### AVAILABLE DATA
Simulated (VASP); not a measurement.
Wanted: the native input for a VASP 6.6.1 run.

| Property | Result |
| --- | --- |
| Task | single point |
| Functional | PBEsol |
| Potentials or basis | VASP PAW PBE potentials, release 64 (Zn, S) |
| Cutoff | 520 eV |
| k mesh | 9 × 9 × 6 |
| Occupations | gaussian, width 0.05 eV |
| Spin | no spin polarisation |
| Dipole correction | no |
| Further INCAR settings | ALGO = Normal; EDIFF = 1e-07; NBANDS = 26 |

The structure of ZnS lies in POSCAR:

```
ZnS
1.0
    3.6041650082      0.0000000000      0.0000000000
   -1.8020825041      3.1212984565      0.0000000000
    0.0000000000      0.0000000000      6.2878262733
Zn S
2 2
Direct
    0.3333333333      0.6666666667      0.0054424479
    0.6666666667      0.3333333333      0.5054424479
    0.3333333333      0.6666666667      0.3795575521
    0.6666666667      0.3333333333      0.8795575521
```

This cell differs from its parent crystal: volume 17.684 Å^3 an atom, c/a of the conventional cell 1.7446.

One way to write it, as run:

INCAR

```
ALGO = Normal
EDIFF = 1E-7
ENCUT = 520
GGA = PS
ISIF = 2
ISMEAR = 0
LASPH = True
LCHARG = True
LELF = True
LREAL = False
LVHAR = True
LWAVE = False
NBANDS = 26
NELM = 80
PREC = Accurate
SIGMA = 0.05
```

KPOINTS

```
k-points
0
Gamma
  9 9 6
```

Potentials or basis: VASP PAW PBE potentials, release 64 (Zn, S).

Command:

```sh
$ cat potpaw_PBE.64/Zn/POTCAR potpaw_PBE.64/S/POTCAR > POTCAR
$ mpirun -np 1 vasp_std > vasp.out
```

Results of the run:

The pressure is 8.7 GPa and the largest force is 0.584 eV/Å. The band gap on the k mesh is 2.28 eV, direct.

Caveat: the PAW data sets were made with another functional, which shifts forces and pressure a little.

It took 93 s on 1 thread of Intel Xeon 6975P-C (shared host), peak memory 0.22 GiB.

### BRIEF
In the listing above, please print only the lines from the first one to the line where "correction | no |" appears, exactly as written, both of those lines included.

### ANSWER SECTION
Simulated (VASP); not a measurement.
Wanted: the native input for a VASP 6.6.1 run.

| Property | Result |
| --- | --- |
| Task | single point |
| Functional | PBEsol |
| Potentials or basis | VASP PAW PBE potentials, release 64 (Zn, S) |
| Cutoff | 520 eV |
| k mesh | 9 × 9 × 6 |
| Occupations | gaussian, width 0.05 eV |
| Spin | no spin polarisation |
| Dipole correction | no |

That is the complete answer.